*Brief*:
Your answer should consist only of the lines below from the one with "Task: Fill in the values left out." through the one with "Caveats: the PAW", copied exactly.

___

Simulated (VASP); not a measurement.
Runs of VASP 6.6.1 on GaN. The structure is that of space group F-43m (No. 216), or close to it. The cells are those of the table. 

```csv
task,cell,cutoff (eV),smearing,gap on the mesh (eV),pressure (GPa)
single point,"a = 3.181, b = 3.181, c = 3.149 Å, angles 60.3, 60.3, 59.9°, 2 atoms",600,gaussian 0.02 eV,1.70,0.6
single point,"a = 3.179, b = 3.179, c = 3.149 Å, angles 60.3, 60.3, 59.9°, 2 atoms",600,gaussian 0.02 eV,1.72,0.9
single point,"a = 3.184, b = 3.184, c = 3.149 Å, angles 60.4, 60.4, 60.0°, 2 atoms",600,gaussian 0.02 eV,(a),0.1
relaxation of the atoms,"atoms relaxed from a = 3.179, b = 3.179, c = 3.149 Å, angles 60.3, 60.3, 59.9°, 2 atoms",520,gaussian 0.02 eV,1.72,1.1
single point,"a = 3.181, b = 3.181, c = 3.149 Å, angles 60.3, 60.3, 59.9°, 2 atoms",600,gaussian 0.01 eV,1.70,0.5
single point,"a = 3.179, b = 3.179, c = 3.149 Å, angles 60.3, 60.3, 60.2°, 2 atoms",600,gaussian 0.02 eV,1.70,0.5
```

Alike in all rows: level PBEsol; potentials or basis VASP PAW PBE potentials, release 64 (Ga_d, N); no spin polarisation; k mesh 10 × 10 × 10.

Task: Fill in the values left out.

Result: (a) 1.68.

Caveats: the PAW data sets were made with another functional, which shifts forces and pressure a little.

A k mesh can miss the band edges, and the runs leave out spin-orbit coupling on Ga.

___

*Written solution*:
Task: Fill in the values left out.

Result: (a) 1.68.

Caveats: the PAW data sets were made with another functional, which shifts forces and pressure a little.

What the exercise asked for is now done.